* [Task item] The answer must consist only of the lines from the line with "-0.544 | 0.079 |" to the line with "H9/H10 | -1722.3 |", both included, exactly as they stand below.

---------- Material supplied

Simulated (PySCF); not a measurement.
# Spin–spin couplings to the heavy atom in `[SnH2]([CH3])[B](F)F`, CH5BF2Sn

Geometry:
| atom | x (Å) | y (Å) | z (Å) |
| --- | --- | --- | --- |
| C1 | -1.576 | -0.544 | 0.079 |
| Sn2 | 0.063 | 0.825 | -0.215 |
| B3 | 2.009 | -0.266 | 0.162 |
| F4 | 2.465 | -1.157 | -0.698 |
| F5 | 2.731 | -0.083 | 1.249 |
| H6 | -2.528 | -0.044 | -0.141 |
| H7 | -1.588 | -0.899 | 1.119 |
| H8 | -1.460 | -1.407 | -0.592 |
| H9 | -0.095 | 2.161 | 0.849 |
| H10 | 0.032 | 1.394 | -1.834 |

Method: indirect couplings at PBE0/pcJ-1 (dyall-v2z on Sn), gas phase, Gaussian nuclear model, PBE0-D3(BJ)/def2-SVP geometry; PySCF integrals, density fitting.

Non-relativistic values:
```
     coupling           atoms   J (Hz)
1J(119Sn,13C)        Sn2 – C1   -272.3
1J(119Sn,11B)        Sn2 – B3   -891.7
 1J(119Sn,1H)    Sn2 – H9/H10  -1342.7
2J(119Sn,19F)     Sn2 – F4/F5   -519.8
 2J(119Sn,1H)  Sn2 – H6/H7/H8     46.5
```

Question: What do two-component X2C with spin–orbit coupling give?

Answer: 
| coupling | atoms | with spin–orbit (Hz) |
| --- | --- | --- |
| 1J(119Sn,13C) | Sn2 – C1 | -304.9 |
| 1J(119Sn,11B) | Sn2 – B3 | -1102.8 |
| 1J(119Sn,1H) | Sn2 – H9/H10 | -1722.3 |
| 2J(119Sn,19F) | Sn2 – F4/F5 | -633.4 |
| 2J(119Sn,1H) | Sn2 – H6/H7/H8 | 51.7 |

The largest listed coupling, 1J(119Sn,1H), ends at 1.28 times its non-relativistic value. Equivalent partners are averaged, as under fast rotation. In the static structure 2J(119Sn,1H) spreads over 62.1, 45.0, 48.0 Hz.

--------------------

* [Answer box]
| C1 | -1.576 | -0.544 | 0.079 |
| Sn2 | 0.063 | 0.825 | -0.215 |
| B3 | 2.009 | -0.266 | 0.162 |
| F4 | 2.465 | -1.157 | -0.698 |
| F5 | 2.731 | -0.083 | 1.249 |
| H6 | -2.528 | -0.044 | -0.141 |
| H7 | -1.588 | -0.899 | 1.119 |
| H8 | -1.460 | -1.407 | -0.592 |
| H9 | -0.095 | 2.161 | 0.849 |
| H10 | 0.032 | 1.394 | -1.834 |

Method: indirect couplings at PBE0/pcJ-1 (dyall-v2z on Sn), gas phase, Gaussian nuclear model, PBE0-D3(BJ)/def2-SVP geometry; PySCF integrals, density fitting.

Non-relativistic values:
```
     coupling           atoms   J (Hz)
1J(119Sn,13C)        Sn2 – C1   -272.3
1J(119Sn,11B)        Sn2 – B3   -891.7
 1J(119Sn,1H)    Sn2 – H9/H10  -1342.7
2J(119Sn,19F)     Sn2 – F4/F5   -519.8
 2J(119Sn,1H)  Sn2 – H6/H7/H8     46.5
```

Question: What do two-component X2C with spin–orbit coupling give?

Answer: 
| coupling | atoms | with spin–orbit (Hz) |
| --- | --- | --- |
| 1J(119Sn,13C) | Sn2 – C1 | -304.9 |
| 1J(119Sn,11B) | Sn2 – B3 | -1102.8 |
| 1J(119Sn,1H) | Sn2 – H9/H10 | -1722.3 |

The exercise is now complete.